» **ACTION ITEM**: Repeat word for word the opening stretch of the entries, from the first line through the line containing "A k mesh can".

....
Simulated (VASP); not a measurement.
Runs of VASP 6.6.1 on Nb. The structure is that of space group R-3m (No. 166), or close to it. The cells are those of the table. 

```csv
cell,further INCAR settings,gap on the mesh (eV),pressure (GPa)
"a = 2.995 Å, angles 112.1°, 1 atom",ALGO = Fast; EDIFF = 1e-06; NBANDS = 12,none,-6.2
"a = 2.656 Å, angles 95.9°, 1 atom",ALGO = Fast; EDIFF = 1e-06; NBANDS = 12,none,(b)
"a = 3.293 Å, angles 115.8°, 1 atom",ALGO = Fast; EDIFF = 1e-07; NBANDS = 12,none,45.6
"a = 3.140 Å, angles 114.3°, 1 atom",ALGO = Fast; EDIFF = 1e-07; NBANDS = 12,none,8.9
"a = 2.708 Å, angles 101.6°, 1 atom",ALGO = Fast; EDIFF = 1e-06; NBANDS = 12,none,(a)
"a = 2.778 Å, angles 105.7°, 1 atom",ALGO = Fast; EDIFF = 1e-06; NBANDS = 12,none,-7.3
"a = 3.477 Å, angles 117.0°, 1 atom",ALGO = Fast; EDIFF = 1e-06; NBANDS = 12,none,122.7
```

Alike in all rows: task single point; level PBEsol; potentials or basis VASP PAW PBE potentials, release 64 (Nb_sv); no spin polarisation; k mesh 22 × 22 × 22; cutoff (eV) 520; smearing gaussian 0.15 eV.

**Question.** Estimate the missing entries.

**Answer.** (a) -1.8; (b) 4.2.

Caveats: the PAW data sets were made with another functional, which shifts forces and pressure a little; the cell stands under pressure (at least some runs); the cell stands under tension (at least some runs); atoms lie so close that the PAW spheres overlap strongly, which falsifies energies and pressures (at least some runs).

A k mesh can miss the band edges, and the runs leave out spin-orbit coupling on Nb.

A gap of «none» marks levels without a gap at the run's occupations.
....

» **TASK SOLUTION**:
Simulated (VASP); not a measurement.
Runs of VASP 6.6.1 on Nb. The structure is that of space group R-3m (No. 166), or close to it. The cells are those of the table. 

```csv
cell,further INCAR settings,gap on the mesh (eV),pressure (GPa)
"a = 2.995 Å, angles 112.1°, 1 atom",ALGO = Fast; EDIFF = 1e-06; NBANDS = 12,none,-6.2
"a = 2.656 Å, angles 95.9°, 1 atom",ALGO = Fast; EDIFF = 1e-06; NBANDS = 12,none,(b)
"a = 3.293 Å, angles 115.8°, 1 atom",ALGO = Fast; EDIFF = 1e-07; NBANDS = 12,none,45.6
"a = 3.140 Å, angles 114.3°, 1 atom",ALGO = Fast; EDIFF = 1e-07; NBANDS = 12,none,8.9
"a = 2.708 Å, angles 101.6°, 1 atom",ALGO = Fast; EDIFF = 1e-06; NBANDS = 12,none,(a)
"a = 2.778 Å, angles 105.7°, 1 atom",ALGO = Fast; EDIFF = 1e-06; NBANDS = 12,none,-7.3
"a = 3.477 Å, angles 117.0°, 1 atom",ALGO = Fast; EDIFF = 1e-06; NBANDS = 12,none,122.7
```

Alike in all rows: task single point; level PBEsol; potentials or basis VASP PAW PBE potentials, release 64 (Nb_sv); no spin polarisation; k mesh 22 × 22 × 22; cutoff (eV) 520; smearing gaussian 0.15 eV.

**Question.** Estimate the missing entries.

**Answer.** (a) -1.8; (b) 4.2.

Caveats: the PAW data sets were made with another functional, which shifts forces and pressure a little; the cell stands under pressure (at least some runs); the cell stands under tension (at least some runs); atoms lie so close that the PAW spheres overlap strongly, which falsifies energies and pressures (at least some runs).

A k mesh can miss the band edges, and the runs leave out spin-orbit coupling on Nb.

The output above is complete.